━━━━━━━━

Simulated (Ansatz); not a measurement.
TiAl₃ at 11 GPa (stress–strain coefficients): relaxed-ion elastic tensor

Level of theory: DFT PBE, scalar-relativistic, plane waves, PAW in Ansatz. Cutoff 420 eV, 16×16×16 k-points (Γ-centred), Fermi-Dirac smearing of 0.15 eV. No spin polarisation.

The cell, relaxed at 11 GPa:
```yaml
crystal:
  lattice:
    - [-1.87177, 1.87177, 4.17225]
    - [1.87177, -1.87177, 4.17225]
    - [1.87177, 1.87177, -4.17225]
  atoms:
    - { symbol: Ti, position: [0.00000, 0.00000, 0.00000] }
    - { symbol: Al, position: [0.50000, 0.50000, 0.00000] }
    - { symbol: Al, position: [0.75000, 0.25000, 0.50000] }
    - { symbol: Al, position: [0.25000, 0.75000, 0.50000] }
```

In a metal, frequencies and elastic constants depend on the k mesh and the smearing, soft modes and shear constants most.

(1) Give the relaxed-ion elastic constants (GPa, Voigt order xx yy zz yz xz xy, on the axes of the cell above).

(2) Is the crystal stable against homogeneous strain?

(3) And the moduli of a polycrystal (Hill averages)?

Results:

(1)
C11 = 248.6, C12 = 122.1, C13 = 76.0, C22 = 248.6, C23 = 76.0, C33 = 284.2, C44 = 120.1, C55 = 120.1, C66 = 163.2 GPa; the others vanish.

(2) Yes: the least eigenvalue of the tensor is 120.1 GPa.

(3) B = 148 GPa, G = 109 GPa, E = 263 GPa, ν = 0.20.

━━━━━━━━

WORK REQUEST:
Reproduce all entries exactly, leaving each one whole.

EXERCISE ANSWER:
Simulated (Ansatz); not a measurement.
TiAl₃ at 11 GPa (stress–strain coefficients): relaxed-ion elastic tensor

Level of theory: DFT PBE, scalar-relativistic, plane waves, PAW in Ansatz. Cutoff 420 eV, 16×16×16 k-points (Γ-centred), Fermi-Dirac smearing of 0.15 eV. No spin polarisation.

The cell, relaxed at 11 GPa:
```yaml
crystal:
  lattice:
    - [-1.87177, 1.87177, 4.17225]
    - [1.87177, -1.87177, 4.17225]
    - [1.87177, 1.87177, -4.17225]
  atoms:
    - { symbol: Ti, position: [0.00000, 0.00000, 0.00000] }
    - { symbol: Al, position: [0.50000, 0.50000, 0.00000] }
    - { symbol: Al, position: [0.75000, 0.25000, 0.50000] }
    - { symbol: Al, position: [0.25000, 0.75000, 0.50000] }
```

In a metal, frequencies and elastic constants depend on the k mesh and the smearing, soft modes and shear constants most.

(1) Give the relaxed-ion elastic constants (GPa, Voigt order xx yy zz yz xz xy, on the axes of the cell above).

(2) Is the crystal stable against homogeneous strain?

(3) And the moduli of a polycrystal (Hill averages)?

Results:

(1)
C11 = 248.6, C12 = 122.1, C13 = 76.0, C22 = 248.6, C23 = 76.0, C33 = 284.2, C44 = 120.1, C55 = 120.1, C66 = 163.2 GPa; the others vanish.

(2) Yes: the least eigenvalue of the tensor is 120.1 GPa.

(3) B = 148 GPa, G = 109 GPa, E = 263 GPa, ν = 0.20.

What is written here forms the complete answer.